▶ INFORMATION PROVIDED:
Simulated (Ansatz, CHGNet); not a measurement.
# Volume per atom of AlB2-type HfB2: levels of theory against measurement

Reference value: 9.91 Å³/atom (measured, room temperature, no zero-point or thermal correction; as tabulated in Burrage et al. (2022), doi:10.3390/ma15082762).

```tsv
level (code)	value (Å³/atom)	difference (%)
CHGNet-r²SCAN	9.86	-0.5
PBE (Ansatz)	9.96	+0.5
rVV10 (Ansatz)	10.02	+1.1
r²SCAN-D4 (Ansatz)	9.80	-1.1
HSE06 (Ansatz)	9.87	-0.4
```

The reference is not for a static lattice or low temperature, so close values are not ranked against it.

▶ ACTIVITY: Reproduce each entry in the listing character for character.

▶ TASK ANSWER:
Simulated (Ansatz, CHGNet); not a measurement.
# Volume per atom of AlB2-type HfB2: levels of theory against measurement

Reference value: 9.91 Å³/atom (measured, room temperature, no zero-point or thermal correction; as tabulated in Burrage et al. (2022), doi:10.3390/ma15082762).

```tsv
level (code)	value (Å³/atom)	difference (%)
CHGNet-r²SCAN	9.86	-0.5
PBE (Ansatz)	9.96	+0.5
rVV10 (Ansatz)	10.02	+1.1
r²SCAN-D4 (Ansatz)	9.80	-1.1
HSE06 (Ansatz)	9.87	-0.4
```

The reference is not for a static lattice or low temperature, so close values are not ranked against it.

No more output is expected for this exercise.